Assignment: The response should be an exact repetition of all the entries.

Given records:
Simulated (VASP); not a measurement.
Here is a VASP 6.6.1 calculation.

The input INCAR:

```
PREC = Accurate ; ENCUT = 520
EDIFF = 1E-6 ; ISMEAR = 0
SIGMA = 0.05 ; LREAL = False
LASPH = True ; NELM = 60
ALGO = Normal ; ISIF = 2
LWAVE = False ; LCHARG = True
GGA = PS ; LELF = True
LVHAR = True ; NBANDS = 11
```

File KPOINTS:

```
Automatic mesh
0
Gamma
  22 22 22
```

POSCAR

Reply:
Simulated (VASP); not a measurement.
Here is a VASP 6.6.1 calculation.

The input INCAR:

```
PREC = Accurate ; ENCUT = 520
EDIFF = 1E-6 ; ISMEAR = 0
SIGMA = 0.05 ; LREAL = False
LASPH = True ; NELM = 60
ALGO = Normal ; ISIF = 2
LWAVE = False ; LCHARG = True
GGA = PS ; LELF = True
LVHAR = True ; NBANDS = 11
```

File KPOINTS:

```
Automatic mesh
0
Gamma
  22 22 22
```

POSCAR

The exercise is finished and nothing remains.